* * * * * * *

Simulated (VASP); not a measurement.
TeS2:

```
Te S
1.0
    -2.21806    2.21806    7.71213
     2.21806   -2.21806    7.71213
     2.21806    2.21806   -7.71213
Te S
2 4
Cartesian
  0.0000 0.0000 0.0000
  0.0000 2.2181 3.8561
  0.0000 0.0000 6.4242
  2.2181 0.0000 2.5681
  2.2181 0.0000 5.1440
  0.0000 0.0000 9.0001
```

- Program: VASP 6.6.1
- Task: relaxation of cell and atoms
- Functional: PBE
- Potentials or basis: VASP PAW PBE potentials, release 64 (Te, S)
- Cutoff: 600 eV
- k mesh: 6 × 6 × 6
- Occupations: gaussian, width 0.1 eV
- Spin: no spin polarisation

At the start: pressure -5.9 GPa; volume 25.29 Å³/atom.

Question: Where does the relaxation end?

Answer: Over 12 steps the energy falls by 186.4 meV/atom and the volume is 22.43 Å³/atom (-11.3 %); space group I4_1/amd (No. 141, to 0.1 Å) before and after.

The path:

* * * * * * *

> _WORK ITEM_
Please write out the data again exactly as it stands.

> _WRITTEN ANSWER_
Simulated (VASP); not a measurement.
TeS2:

```
Te S
1.0
    -2.21806    2.21806    7.71213
     2.21806   -2.21806    7.71213
     2.21806    2.21806   -7.71213
Te S
2 4
Cartesian
  0.0000 0.0000 0.0000
  0.0000 2.2181 3.8561
  0.0000 0.0000 6.4242
  2.2181 0.0000 2.5681
  2.2181 0.0000 5.1440
  0.0000 0.0000 9.0001
```

- Program: VASP 6.6.1
- Task: relaxation of cell and atoms
- Functional: PBE
- Potentials or basis: VASP PAW PBE potentials, release 64 (Te, S)
- Cutoff: 600 eV
- k mesh: 6 × 6 × 6
- Occupations: gaussian, width 0.1 eV
- Spin: no spin polarisation

At the start: pressure -5.9 GPa; volume 25.29 Å³/atom.

Question: Where does the relaxation end?

Answer: Over 12 steps the energy falls by 186.4 meV/atom and the volume is 22.43 Å³/atom (-11.3 %); space group I4_1/amd (No. 141, to 0.1 Å) before and after.

The path:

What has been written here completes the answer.